[[ Record extracts, beginning ]]
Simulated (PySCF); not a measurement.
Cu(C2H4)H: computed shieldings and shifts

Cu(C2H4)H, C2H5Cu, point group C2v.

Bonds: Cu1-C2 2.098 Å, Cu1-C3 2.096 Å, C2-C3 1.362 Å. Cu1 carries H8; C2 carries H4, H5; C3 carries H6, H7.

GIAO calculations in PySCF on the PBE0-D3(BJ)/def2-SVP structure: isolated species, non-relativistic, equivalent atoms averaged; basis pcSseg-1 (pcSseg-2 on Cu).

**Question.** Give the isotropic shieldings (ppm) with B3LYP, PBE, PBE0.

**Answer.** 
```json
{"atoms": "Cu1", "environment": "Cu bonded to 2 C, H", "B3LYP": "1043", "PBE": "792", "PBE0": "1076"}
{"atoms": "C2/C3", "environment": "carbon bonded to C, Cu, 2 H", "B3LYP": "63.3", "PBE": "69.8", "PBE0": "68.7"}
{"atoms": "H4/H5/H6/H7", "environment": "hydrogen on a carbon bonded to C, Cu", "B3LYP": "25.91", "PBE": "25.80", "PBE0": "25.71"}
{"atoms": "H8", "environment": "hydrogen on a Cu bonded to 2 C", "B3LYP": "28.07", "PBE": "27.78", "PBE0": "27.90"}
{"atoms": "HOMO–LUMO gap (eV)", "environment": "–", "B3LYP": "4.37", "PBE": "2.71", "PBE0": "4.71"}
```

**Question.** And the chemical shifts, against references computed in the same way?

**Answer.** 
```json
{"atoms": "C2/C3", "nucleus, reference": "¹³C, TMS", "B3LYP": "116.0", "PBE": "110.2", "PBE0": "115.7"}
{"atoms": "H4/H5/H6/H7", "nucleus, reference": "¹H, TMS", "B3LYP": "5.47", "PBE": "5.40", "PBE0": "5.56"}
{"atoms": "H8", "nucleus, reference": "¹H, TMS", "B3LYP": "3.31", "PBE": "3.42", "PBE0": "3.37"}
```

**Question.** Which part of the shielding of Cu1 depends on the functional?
[[ Record extracts, end ]]

*Task item*: Would you copy, unchanged, the stretch of the records above that begins at the line containing "Cu(C2H4)H, C2H5Cu, point group C2v." and ends at the line containing "GIAO calculations in", and only that?

*Answer area*:
Cu(C2H4)H, C2H5Cu, point group C2v.

Bonds: Cu1-C2 2.098 Å, Cu1-C3 2.096 Å, C2-C3 1.362 Å. Cu1 carries H8; C2 carries H4, H5; C3 carries H6, H7.

GIAO calculations in PySCF on the PBE0-D3(BJ)/def2-SVP structure: isolated species, non-relativistic, equivalent atoms averaged; basis pcSseg-1 (pcSseg-2 on Cu).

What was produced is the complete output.